Work task: Could you print out every entry, character for character?

***** Given entries *****
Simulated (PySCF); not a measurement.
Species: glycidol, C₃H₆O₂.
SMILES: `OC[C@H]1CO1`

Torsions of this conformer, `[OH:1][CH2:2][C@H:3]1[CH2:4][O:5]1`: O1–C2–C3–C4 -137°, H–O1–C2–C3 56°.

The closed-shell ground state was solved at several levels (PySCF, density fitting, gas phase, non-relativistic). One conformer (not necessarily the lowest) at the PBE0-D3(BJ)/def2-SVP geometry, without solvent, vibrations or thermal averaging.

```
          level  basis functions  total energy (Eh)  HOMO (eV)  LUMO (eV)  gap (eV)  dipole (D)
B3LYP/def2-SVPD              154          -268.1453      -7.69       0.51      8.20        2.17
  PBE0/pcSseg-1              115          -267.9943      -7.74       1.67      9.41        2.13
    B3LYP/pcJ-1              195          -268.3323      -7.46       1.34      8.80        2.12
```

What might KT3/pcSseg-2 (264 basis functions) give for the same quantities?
*****

Exercise output:
Simulated (PySCF); not a measurement.
Species: glycidol, C₃H₆O₂.
SMILES: `OC[C@H]1CO1`

Torsions of this conformer, `[OH:1][CH2:2][C@H:3]1[CH2:4][O:5]1`: O1–C2–C3–C4 -137°, H–O1–C2–C3 56°.

The closed-shell ground state was solved at several levels (PySCF, density fitting, gas phase, non-relativistic). One conformer (not necessarily the lowest) at the PBE0-D3(BJ)/def2-SVP geometry, without solvent, vibrations or thermal averaging.

```
          level  basis functions  total energy (Eh)  HOMO (eV)  LUMO (eV)  gap (eV)  dipole (D)
B3LYP/def2-SVPD              154          -268.1453      -7.69       0.51      8.20        2.17
  PBE0/pcSseg-1              115          -267.9943      -7.74       1.67      9.41        2.13
    B3LYP/pcJ-1              195          -268.3323      -7.46       1.34      8.80        2.12
```

What might KT3/pcSseg-2 (264 basis functions) give for the same quantities?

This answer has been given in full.